Start of Provided information

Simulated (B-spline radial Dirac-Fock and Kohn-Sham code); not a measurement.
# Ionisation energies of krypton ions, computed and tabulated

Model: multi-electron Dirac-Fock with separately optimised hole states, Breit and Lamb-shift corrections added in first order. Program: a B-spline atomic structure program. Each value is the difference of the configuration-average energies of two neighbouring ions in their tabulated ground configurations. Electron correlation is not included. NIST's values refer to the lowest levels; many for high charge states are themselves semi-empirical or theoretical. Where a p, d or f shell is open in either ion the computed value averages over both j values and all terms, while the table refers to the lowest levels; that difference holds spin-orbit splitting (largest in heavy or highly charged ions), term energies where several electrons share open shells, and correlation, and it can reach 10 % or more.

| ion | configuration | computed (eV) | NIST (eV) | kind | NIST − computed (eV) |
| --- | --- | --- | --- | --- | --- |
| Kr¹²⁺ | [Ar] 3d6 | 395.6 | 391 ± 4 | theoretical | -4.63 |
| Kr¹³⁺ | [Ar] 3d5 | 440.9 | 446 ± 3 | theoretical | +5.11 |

End of Provided information

▶ [Activity]
Once you reach the line with "NIST − computed (eV) |" in the data above, copy it and every line after it exactly, up to and including the line with "theoretical | -4.63 |".

▶ [Response area]
| ion | configuration | computed (eV) | NIST (eV) | kind | NIST − computed (eV) |
| --- | --- | --- | --- | --- | --- |
| Kr¹²⁺ | [Ar] 3d6 | 395.6 | 391 ± 4 | theoretical | -4.63 |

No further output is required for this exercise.